Data excerpts:
Segment Open

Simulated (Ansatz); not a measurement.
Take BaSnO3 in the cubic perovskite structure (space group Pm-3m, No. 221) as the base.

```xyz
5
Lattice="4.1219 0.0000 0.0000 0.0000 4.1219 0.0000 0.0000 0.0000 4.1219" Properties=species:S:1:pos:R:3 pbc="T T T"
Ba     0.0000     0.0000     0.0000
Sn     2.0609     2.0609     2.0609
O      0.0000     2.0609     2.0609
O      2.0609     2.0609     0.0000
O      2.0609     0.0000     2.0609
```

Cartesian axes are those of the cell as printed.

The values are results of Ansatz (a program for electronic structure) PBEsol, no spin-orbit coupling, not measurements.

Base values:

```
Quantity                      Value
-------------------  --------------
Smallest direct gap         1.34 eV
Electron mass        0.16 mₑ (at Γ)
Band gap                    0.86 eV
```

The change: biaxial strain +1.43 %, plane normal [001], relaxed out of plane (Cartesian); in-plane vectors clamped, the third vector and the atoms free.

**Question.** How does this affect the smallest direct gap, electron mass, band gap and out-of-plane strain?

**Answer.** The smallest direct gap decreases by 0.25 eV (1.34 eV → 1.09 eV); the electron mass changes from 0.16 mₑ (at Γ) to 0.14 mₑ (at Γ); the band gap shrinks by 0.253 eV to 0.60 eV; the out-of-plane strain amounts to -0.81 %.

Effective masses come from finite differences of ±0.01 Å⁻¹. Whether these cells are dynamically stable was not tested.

Segment Closed

Work instruction:
Could you retype exactly the lines above, starting at the line that contains "Take BaSnO3 in" and ending at the line that contains "to -0.81 %.", and nothing more?

Written response:
Take BaSnO3 in the cubic perovskite structure (space group Pm-3m, No. 221) as the base.

```xyz
5
Lattice="4.1219 0.0000 0.0000 0.0000 4.1219 0.0000 0.0000 0.0000 4.1219" Properties=species:S:1:pos:R:3 pbc="T T T"
Ba     0.0000     0.0000     0.0000
Sn     2.0609     2.0609     2.0609
O      0.0000     2.0609     2.0609
O      2.0609     2.0609     0.0000
O      2.0609     0.0000     2.0609
```

Cartesian axes are those of the cell as printed.

The values are results of Ansatz (a program for electronic structure) PBEsol, no spin-orbit coupling, not measurements.

Base values:

```
Quantity                      Value
-------------------  --------------
Smallest direct gap         1.34 eV
Electron mass        0.16 mₑ (at Γ)
Band gap                    0.86 eV
```

The change: biaxial strain +1.43 %, plane normal [001], relaxed out of plane (Cartesian); in-plane vectors clamped, the third vector and the atoms free.

**Question.** How does this affect the smallest direct gap, electron mass, band gap and out-of-plane strain?

**Answer.** The smallest direct gap decreases by 0.25 eV (1.34 eV → 1.09 eV); the electron mass changes from 0.16 mₑ (at Γ) to 0.14 mₑ (at Γ); the band gap shrinks by 0.253 eV to 0.60 eV; the out-of-plane strain amounts to -0.81 %.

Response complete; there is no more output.